• [Activity]
In the answer, each line of the listing should appear again unchanged.

• [Excerpted data]
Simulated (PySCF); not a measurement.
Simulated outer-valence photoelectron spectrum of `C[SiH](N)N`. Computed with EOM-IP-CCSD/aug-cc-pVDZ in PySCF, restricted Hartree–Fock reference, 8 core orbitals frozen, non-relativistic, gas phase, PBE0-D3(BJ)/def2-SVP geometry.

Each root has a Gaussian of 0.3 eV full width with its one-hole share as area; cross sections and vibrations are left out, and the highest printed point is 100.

• [Response box]
Simulated (PySCF); not a measurement.
Simulated outer-valence photoelectron spectrum of `C[SiH](N)N`. Computed with EOM-IP-CCSD/aug-cc-pVDZ in PySCF, restricted Hartree–Fock reference, 8 core orbitals frozen, non-relativistic, gas phase, PBE0-D3(BJ)/def2-SVP geometry.

Each root has a Gaussian of 0.3 eV full width with its one-hole share as area; cross sections and vibrations are left out, and the highest printed point is 100.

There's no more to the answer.